Excerpted records:
>>>>
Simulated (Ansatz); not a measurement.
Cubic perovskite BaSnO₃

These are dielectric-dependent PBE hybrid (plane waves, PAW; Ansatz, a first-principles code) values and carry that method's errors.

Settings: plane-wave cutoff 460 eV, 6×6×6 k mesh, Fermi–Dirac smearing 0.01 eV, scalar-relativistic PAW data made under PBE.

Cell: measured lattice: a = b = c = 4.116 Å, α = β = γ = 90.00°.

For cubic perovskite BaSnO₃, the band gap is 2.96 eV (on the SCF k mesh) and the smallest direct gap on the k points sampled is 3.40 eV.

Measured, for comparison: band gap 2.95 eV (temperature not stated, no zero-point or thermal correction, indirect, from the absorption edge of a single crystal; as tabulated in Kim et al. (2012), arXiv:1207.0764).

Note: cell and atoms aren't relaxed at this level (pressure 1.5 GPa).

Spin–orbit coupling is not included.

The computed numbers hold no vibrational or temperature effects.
<<<<

Work order:
In the listing above, find the line with "Measured, for comparison: band" and the line with "Spin–orbit coupling is not included.", then reproduce both and every line between them exactly.

Problem solution:
Measured, for comparison: band gap 2.95 eV (temperature not stated, no zero-point or thermal correction, indirect, from the absorption edge of a single crystal; as tabulated in Kim et al. (2012), arXiv:1207.0764).

Note: cell and atoms aren't relaxed at this level (pressure 1.5 GPa).

Spin–orbit coupling is not included.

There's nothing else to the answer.